● ACTIVITY
Restate the records that follow. Every word must match.

________

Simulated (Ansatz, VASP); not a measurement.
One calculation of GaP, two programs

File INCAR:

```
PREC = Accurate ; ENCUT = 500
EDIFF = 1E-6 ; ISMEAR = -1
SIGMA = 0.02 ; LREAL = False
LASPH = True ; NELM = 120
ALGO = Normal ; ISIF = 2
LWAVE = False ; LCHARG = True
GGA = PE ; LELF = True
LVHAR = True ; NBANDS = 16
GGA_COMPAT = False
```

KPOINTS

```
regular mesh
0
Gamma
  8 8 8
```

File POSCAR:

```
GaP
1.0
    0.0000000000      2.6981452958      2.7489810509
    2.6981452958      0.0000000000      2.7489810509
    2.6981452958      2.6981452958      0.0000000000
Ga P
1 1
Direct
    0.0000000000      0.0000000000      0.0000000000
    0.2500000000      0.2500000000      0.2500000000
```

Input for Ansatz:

________

● ANSWER BOX
Simulated (Ansatz, VASP); not a measurement.
One calculation of GaP, two programs

File INCAR:

```
PREC = Accurate ; ENCUT = 500
EDIFF = 1E-6 ; ISMEAR = -1
SIGMA = 0.02 ; LREAL = False
LASPH = True ; NELM = 120
ALGO = Normal ; ISIF = 2
LWAVE = False ; LCHARG = True
GGA = PE ; LELF = True
LVHAR = True ; NBANDS = 16
GGA_COMPAT = False
```

KPOINTS

```
regular mesh
0
Gamma
  8 8 8
```

File POSCAR:

```
GaP
1.0
    0.0000000000      2.6981452958      2.7489810509
    2.6981452958      0.0000000000      2.7489810509
    2.6981452958      2.6981452958      0.0000000000
Ga P
1 1
Direct
    0.0000000000      0.0000000000      0.0000000000
    0.2500000000      0.2500000000      0.2500000000
```

Input for Ansatz:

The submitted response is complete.